INFORMATION:
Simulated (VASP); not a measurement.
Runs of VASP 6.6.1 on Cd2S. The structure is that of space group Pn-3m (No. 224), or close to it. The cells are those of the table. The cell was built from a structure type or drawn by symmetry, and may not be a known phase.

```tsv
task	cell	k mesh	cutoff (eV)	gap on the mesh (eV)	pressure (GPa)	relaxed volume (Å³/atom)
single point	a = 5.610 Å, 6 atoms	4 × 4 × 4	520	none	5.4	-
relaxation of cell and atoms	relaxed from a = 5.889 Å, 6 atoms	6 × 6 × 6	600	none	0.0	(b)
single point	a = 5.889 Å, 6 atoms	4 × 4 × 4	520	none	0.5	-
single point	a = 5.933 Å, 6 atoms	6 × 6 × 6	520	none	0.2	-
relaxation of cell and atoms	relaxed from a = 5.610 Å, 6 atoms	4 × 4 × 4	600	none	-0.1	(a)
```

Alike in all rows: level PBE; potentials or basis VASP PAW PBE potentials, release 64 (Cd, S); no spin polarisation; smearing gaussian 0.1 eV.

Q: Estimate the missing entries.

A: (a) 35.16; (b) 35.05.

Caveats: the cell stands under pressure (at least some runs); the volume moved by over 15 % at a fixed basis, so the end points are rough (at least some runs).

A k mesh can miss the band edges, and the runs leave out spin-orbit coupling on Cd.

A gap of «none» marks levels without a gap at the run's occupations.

WORK ORDER: Up to and including the line with "A: (a) 35.16; (b) 35.05.", repeat the entries exactly, beginning at their first line.

SOLUTION:
Simulated (VASP); not a measurement.
Runs of VASP 6.6.1 on Cd2S. The structure is that of space group Pn-3m (No. 224), or close to it. The cells are those of the table. The cell was built from a structure type or drawn by symmetry, and may not be a known phase.

```tsv
task	cell	k mesh	cutoff (eV)	gap on the mesh (eV)	pressure (GPa)	relaxed volume (Å³/atom)
single point	a = 5.610 Å, 6 atoms	4 × 4 × 4	520	none	5.4	-
relaxation of cell and atoms	relaxed from a = 5.889 Å, 6 atoms	6 × 6 × 6	600	none	0.0	(b)
single point	a = 5.889 Å, 6 atoms	4 × 4 × 4	520	none	0.5	-
single point	a = 5.933 Å, 6 atoms	6 × 6 × 6	520	none	0.2	-
relaxation of cell and atoms	relaxed from a = 5.610 Å, 6 atoms	4 × 4 × 4	600	none	-0.1	(a)
```

Alike in all rows: level PBE; potentials or basis VASP PAW PBE potentials, release 64 (Cd, S); no spin polarisation; smearing gaussian 0.1 eV.

Q: Estimate the missing entries.

A: (a) 35.16; (b) 35.05.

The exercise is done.